-- TASK ITEM --
Exactly as written, restate the material below from its first line through the line containing "Cantera simulation using", and stop there.

-- INFORMATION SUPPLIED --
----------------
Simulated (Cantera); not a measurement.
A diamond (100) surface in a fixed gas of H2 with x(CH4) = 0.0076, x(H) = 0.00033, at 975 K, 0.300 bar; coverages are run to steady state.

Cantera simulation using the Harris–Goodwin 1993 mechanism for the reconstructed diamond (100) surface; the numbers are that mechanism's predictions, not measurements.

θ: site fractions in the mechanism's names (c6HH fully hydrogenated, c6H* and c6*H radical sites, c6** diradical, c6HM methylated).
----------------

-- WORKED SOLUTION --
Simulated (Cantera); not a measurement.
A diamond (100) surface in a fixed gas of H2 with x(CH4) = 0.0076, x(H) = 0.00033, at 975 K, 0.300 bar; coverages are run to steady state.

Cantera simulation using the Harris–Goodwin 1993 mechanism for the reconstructed diamond (100) surface; the numbers are that mechanism's predictions, not measurements.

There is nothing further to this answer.